# WORK TASK
Make an exact transcription of the data below.

# INFORMATION SHOWN
++++++++

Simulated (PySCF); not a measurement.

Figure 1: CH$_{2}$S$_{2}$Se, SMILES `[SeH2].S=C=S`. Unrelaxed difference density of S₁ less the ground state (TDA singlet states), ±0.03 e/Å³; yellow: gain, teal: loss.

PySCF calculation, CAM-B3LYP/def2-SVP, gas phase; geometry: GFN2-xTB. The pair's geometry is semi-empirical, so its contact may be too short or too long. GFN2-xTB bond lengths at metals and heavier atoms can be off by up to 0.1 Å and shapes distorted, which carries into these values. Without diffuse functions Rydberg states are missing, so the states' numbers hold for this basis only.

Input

++++++++

# TASK RESPONSE
Simulated (PySCF); not a measurement.

Figure 1: CH$_{2}$S$_{2}$Se, SMILES `[SeH2].S=C=S`. Unrelaxed difference density of S₁ less the ground state (TDA singlet states), ±0.03 e/Å³; yellow: gain, teal: loss.

PySCF calculation, CAM-B3LYP/def2-SVP, gas phase; geometry: GFN2-xTB. The pair's geometry is semi-empirical, so its contact may be too short or too long. GFN2-xTB bond lengths at metals and heavier atoms can be off by up to 0.1 Å and shapes distorted, which carries into these values. Without diffuse functions Rydberg states are missing, so the states' numbers hold for this basis only.

Input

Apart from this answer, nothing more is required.